* * * *

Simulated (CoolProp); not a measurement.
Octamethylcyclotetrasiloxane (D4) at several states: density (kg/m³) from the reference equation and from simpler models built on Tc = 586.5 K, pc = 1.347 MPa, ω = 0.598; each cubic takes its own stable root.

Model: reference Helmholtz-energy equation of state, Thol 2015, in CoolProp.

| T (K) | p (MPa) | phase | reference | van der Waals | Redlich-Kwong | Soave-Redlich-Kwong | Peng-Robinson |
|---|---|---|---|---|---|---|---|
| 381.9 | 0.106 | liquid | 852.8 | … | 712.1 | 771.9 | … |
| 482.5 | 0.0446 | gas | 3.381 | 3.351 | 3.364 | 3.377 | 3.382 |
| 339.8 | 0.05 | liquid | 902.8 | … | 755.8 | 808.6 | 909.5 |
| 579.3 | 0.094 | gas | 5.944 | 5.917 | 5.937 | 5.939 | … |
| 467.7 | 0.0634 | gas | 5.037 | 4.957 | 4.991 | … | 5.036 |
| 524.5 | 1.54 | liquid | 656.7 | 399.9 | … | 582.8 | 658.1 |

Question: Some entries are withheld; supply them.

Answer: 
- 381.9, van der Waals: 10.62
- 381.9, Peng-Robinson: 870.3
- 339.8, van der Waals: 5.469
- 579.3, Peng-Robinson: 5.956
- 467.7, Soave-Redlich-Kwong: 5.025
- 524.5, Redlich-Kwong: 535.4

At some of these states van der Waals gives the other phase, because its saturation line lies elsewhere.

* * * *

TASK ITEM:
Take exactly the lines from the one containing "712.1 | 771.9 | … |" through the one containing "- 524.5, Redlich-Kwong: 535.4" in the data above, and output them with nothing added.

RESPONSE:
| 381.9 | 0.106 | liquid | 852.8 | … | 712.1 | 771.9 | … |
| 482.5 | 0.0446 | gas | 3.381 | 3.351 | 3.364 | 3.377 | 3.382 |
| 339.8 | 0.05 | liquid | 902.8 | … | 755.8 | 808.6 | 909.5 |
| 579.3 | 0.094 | gas | 5.944 | 5.917 | 5.937 | 5.939 | … |
| 467.7 | 0.0634 | gas | 5.037 | 4.957 | 4.991 | … | 5.036 |
| 524.5 | 1.54 | liquid | 656.7 | 399.9 | … | 582.8 | 658.1 |

Question: Some entries are withheld; supply them.

Answer: 
- 381.9, van der Waals: 10.62
- 381.9, Peng-Robinson: 870.3
- 339.8, van der Waals: 5.469
- 579.3, Peng-Robinson: 5.956
- 467.7, Soave-Redlich-Kwong: 5.025
- 524.5, Redlich-Kwong: 535.4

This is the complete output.